___
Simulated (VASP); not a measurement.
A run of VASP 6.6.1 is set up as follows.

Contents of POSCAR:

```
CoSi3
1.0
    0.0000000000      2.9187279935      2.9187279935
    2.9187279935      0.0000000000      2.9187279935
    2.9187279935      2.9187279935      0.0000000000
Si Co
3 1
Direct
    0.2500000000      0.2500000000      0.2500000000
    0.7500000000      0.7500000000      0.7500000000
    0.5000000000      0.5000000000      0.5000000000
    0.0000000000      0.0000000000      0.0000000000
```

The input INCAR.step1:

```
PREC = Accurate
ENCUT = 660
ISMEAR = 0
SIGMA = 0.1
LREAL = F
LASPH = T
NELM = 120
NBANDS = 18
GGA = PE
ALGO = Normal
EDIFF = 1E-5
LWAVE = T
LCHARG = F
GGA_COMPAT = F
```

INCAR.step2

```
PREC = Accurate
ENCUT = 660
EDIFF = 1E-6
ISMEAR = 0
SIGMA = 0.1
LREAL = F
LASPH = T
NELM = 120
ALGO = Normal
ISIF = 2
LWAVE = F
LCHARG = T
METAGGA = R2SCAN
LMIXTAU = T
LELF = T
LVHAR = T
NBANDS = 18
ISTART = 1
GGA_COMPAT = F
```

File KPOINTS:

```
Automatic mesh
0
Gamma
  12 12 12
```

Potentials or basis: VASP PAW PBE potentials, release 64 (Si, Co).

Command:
___

### REQUIRED ACTION
Please write out, exactly as they appear above, only the lines in the stretch from the line with "INCAR.step2" through the line with "Potentials or basis: VASP".

### WRITTEN RESPONSE
INCAR.step2

```
PREC = Accurate
ENCUT = 660
EDIFF = 1E-6
ISMEAR = 0
SIGMA = 0.1
LREAL = F
LASPH = T
NELM = 120
ALGO = Normal
ISIF = 2
LWAVE = F
LCHARG = T
METAGGA = R2SCAN
LMIXTAU = T
LELF = T
LVHAR = T
NBANDS = 18
ISTART = 1
GGA_COMPAT = F
```

File KPOINTS:

```
Automatic mesh
0
Gamma
  12 12 12
```

Potentials or basis: VASP PAW PBE potentials, release 64 (Si, Co).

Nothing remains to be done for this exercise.